Exercise
Please reproduce the data below exactly, from the first line through the line containing "Charge 0, spin multiplicity 2.", and leave every later line out.

════════

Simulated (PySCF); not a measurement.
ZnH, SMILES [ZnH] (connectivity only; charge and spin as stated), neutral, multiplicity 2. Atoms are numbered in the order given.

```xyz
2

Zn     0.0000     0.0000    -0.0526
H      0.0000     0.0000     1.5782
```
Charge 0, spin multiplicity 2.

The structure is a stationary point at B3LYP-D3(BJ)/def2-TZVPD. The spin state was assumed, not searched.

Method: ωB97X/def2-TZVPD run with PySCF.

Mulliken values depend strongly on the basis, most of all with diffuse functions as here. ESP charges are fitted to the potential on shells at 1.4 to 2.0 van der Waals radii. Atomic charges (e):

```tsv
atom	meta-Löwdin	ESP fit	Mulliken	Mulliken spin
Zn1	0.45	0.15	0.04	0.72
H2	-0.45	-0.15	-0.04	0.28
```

════════

Solution
Simulated (PySCF); not a measurement.
ZnH, SMILES [ZnH] (connectivity only; charge and spin as stated), neutral, multiplicity 2. Atoms are numbered in the order given.

```xyz
2

Zn     0.0000     0.0000    -0.0526
H      0.0000     0.0000     1.5782
```
Charge 0, spin multiplicity 2.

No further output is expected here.